## DATASET CONTENT
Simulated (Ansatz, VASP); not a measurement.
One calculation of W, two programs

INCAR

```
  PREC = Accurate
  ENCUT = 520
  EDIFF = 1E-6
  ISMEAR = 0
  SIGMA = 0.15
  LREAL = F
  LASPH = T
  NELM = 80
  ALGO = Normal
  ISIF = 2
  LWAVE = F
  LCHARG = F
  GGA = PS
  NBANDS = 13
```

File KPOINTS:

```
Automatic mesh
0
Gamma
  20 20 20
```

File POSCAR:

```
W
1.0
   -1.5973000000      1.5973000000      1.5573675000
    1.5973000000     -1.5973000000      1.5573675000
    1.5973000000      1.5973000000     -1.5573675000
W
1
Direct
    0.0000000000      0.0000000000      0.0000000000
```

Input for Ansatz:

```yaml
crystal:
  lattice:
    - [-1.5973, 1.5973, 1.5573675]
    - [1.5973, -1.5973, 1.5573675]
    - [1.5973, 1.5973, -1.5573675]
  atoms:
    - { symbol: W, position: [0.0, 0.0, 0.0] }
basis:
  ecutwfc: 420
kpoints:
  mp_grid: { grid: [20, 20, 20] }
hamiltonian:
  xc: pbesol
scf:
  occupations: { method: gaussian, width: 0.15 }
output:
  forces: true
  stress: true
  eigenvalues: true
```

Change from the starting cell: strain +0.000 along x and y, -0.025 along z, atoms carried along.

## TASK ITEM
Return the material exactly. Leave out no line.

## TASK ANSWER
Simulated (Ansatz, VASP); not a measurement.
One calculation of W, two programs

INCAR

```
  PREC = Accurate
  ENCUT = 520
  EDIFF = 1E-6
  ISMEAR = 0
  SIGMA = 0.15
  LREAL = F
  LASPH = T
  NELM = 80
  ALGO = Normal
  ISIF = 2
  LWAVE = F
  LCHARG = F
  GGA = PS
  NBANDS = 13
```

File KPOINTS:

```
Automatic mesh
0
Gamma
  20 20 20
```

File POSCAR:

```
W
1.0
   -1.5973000000      1.5973000000      1.5573675000
    1.5973000000     -1.5973000000      1.5573675000
    1.5973000000      1.5973000000     -1.5573675000
W
1
Direct
    0.0000000000      0.0000000000      0.0000000000
```

Input for Ansatz:

```yaml
crystal:
  lattice:
    - [-1.5973, 1.5973, 1.5573675]
    - [1.5973, -1.5973, 1.5573675]
    - [1.5973, 1.5973, -1.5573675]
  atoms:
    - { symbol: W, position: [0.0, 0.0, 0.0] }
basis:
  ecutwfc: 420
kpoints:
  mp_grid: { grid: [20, 20, 20] }
hamiltonian:
  xc: pbesol
scf:
  occupations: { method: gaussian, width: 0.15 }
output:
  forces: true
  stress: true
  eigenvalues: true
```

Change from the starting cell: strain +0.000 along x and y, -0.025 along z, atoms carried along.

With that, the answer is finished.